◆ REQUIREMENT: Could you write out the opening lines of the data, word for word, stopping after the line that contains "be the lowest."?

◆ DATASET CONTENT:
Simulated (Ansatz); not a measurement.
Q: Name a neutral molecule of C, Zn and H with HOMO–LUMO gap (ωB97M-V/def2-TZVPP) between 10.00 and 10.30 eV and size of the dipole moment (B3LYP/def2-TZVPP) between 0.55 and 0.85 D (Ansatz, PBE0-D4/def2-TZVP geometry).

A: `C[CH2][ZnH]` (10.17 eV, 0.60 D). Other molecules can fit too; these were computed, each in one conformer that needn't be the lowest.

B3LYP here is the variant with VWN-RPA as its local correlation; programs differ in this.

◆ WORKED SOLUTION:
Simulated (Ansatz); not a measurement.
Q: Name a neutral molecule of C, Zn and H with HOMO–LUMO gap (ωB97M-V/def2-TZVPP) between 10.00 and 10.30 eV and size of the dipole moment (B3LYP/def2-TZVPP) between 0.55 and 0.85 D (Ansatz, PBE0-D4/def2-TZVP geometry).

A: `C[CH2][ZnH]` (10.17 eV, 0.60 D). Other molecules can fit too; these were computed, each in one conformer that needn't be the lowest.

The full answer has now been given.